Data supplied:
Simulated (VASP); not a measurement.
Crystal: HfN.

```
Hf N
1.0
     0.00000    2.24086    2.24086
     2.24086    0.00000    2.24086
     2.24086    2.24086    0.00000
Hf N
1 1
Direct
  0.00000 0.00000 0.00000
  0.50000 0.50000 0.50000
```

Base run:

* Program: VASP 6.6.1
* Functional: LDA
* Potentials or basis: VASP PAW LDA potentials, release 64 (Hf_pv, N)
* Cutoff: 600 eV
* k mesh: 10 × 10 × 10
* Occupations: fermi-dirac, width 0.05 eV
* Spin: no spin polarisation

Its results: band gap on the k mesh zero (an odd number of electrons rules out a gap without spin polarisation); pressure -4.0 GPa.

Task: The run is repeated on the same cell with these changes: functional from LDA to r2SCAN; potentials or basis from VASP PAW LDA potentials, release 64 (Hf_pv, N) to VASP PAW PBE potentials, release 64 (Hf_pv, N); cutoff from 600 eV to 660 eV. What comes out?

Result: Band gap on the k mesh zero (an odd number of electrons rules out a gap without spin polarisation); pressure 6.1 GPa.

Work order: What you return should be the records above, repeated exactly.

Result:
Simulated (VASP); not a measurement.
Crystal: HfN.

```
Hf N
1.0
     0.00000    2.24086    2.24086
     2.24086    0.00000    2.24086
     2.24086    2.24086    0.00000
Hf N
1 1
Direct
  0.00000 0.00000 0.00000
  0.50000 0.50000 0.50000
```

Base run:

* Program: VASP 6.6.1
* Functional: LDA
* Potentials or basis: VASP PAW LDA potentials, release 64 (Hf_pv, N)
* Cutoff: 600 eV
* k mesh: 10 × 10 × 10
* Occupations: fermi-dirac, width 0.05 eV
* Spin: no spin polarisation

Its results: band gap on the k mesh zero (an odd number of electrons rules out a gap without spin polarisation); pressure -4.0 GPa.

Task: The run is repeated on the same cell with these changes: functional from LDA to r2SCAN; potentials or basis from VASP PAW LDA potentials, release 64 (Hf_pv, N) to VASP PAW PBE potentials, release 64 (Hf_pv, N); cutoff from 600 eV to 660 eV. What comes out?

Result: Band gap on the k mesh zero (an odd number of electrons rules out a gap without spin polarisation); pressure 6.1 GPa.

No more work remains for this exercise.